Output the data below in full, character for character.

- - -

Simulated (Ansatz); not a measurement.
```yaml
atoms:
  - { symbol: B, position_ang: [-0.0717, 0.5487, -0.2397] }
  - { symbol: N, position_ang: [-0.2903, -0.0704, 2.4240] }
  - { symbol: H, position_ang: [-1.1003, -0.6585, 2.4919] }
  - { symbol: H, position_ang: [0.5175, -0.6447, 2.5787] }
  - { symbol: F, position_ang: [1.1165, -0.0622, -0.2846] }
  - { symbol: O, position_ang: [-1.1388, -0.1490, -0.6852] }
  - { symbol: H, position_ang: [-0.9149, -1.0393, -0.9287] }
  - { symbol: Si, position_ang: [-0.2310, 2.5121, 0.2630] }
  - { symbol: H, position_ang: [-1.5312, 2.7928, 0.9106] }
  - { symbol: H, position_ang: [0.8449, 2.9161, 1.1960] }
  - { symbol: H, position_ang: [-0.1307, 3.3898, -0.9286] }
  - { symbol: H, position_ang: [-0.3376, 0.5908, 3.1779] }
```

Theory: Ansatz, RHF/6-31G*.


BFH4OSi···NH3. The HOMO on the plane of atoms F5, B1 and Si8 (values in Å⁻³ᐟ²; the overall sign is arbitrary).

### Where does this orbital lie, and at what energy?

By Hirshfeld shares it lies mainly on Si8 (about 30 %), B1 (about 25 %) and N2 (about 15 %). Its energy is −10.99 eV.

- - -

**Your solution**
Simulated (Ansatz); not a measurement.
```yaml
atoms:
  - { symbol: B, position_ang: [-0.0717, 0.5487, -0.2397] }
  - { symbol: N, position_ang: [-0.2903, -0.0704, 2.4240] }
  - { symbol: H, position_ang: [-1.1003, -0.6585, 2.4919] }
  - { symbol: H, position_ang: [0.5175, -0.6447, 2.5787] }
  - { symbol: F, position_ang: [1.1165, -0.0622, -0.2846] }
  - { symbol: O, position_ang: [-1.1388, -0.1490, -0.6852] }
  - { symbol: H, position_ang: [-0.9149, -1.0393, -0.9287] }
  - { symbol: Si, position_ang: [-0.2310, 2.5121, 0.2630] }
  - { symbol: H, position_ang: [-1.5312, 2.7928, 0.9106] }
  - { symbol: H, position_ang: [0.8449, 2.9161, 1.1960] }
  - { symbol: H, position_ang: [-0.1307, 3.3898, -0.9286] }
  - { symbol: H, position_ang: [-0.3376, 0.5908, 3.1779] }
```

Theory: Ansatz, RHF/6-31G*.


BFH4OSi···NH3. The HOMO on the plane of atoms F5, B1 and Si8 (values in Å⁻³ᐟ²; the overall sign is arbitrary).

### Where does this orbital lie, and at what energy?

By Hirshfeld shares it lies mainly on Si8 (about 30 %), B1 (about 25 %) and N2 (about 15 %). Its energy is −10.99 eV.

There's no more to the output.